◆ ACTIVITY
Please retype the material beneath this task exactly, starting with its first line and finishing with the line containing "Another pattern of".

◆ EXTRACTED ENTRIES
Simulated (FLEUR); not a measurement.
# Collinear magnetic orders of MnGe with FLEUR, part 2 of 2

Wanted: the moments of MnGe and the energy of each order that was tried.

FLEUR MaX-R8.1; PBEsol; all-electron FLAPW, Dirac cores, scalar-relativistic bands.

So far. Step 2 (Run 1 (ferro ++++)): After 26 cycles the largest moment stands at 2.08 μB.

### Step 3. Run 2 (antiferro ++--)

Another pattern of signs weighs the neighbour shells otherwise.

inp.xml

◆ WRITTEN SOLUTION
Simulated (FLEUR); not a measurement.
# Collinear magnetic orders of MnGe with FLEUR, part 2 of 2

Wanted: the moments of MnGe and the energy of each order that was tried.

FLEUR MaX-R8.1; PBEsol; all-electron FLAPW, Dirac cores, scalar-relativistic bands.

So far. Step 2 (Run 1 (ferro ++++)): After 26 cycles the largest moment stands at 2.08 μB.

### Step 3. Run 2 (antiferro ++--)

Another pattern of signs weighs the neighbour shells otherwise.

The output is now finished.